Requirement:
Could you retype, exactly as written, every line from the top of the records through the line that contains "B₂H₄NSi, AlB₃H₅ (calculated)"?

Data extracts:
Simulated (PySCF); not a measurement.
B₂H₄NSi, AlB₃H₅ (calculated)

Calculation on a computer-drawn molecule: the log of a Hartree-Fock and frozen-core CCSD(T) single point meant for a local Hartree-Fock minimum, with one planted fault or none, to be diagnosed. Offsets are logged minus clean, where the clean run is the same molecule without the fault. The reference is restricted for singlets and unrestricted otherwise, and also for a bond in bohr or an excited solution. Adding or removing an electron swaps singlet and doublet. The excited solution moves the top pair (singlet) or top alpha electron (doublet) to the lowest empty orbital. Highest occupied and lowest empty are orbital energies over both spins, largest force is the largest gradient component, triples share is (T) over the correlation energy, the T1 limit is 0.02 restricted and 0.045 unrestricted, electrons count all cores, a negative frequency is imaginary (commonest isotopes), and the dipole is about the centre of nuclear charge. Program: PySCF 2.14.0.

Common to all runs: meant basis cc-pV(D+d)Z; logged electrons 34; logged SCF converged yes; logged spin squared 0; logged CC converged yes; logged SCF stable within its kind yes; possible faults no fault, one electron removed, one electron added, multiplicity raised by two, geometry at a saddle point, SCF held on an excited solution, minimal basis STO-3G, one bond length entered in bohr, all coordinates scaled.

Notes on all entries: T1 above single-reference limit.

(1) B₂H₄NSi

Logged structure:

Exercise solution:
Simulated (PySCF); not a measurement.
B₂H₄NSi, AlB₃H₅ (calculated)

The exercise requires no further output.